Activity => Copy the entries that follow, exactly and completely.

Provided material =>
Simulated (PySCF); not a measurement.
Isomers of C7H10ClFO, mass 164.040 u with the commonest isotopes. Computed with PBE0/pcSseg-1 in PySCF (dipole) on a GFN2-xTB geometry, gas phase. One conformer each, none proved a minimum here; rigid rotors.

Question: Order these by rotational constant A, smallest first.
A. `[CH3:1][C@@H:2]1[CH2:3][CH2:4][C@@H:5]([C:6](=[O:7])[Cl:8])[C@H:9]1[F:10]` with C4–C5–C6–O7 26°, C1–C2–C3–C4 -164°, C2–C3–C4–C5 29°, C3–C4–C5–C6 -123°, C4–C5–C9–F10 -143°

Response =>
Simulated (PySCF); not a measurement.
Isomers of C7H10ClFO, mass 164.040 u with the commonest isotopes. Computed with PBE0/pcSseg-1 in PySCF (dipole) on a GFN2-xTB geometry, gas phase. One conformer each, none proved a minimum here; rigid rotors.

Question: Order these by rotational constant A, smallest first.
A. `[CH3:1][C@@H:2]1[CH2:3][CH2:4][C@@H:5]([C:6](=[O:7])[Cl:8])[C@H:9]1[F:10]` with C4–C5–C6–O7 26°, C1–C2–C3–C4 -164°, C2–C3–C4–C5 29°, C3–C4–C5–C6 -123°, C4–C5–C9–F10 -143°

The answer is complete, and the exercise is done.